[Supplied records — start]

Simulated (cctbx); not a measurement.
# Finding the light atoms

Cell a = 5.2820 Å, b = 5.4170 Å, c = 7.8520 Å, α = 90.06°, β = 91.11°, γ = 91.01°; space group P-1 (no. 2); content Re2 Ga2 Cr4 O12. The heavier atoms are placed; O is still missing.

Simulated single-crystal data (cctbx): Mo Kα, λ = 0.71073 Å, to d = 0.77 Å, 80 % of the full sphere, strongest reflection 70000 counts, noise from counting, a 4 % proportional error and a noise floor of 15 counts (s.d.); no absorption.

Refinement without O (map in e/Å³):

[Supplied records — finish]

▶ _Activity_
Without leaving anything out, give the entries again exactly.

▶ _Problem solution_
Simulated (cctbx); not a measurement.
# Finding the light atoms

Cell a = 5.2820 Å, b = 5.4170 Å, c = 7.8520 Å, α = 90.06°, β = 91.11°, γ = 91.01°; space group P-1 (no. 2); content Re2 Ga2 Cr4 O12. The heavier atoms are placed; O is still missing.

Simulated single-crystal data (cctbx): Mo Kα, λ = 0.71073 Å, to d = 0.77 Å, 80 % of the full sphere, strongest reflection 70000 counts, noise from counting, a 4 % proportional error and a noise floor of 15 counts (s.d.); no absorption.

Refinement without O (map in e/Å³):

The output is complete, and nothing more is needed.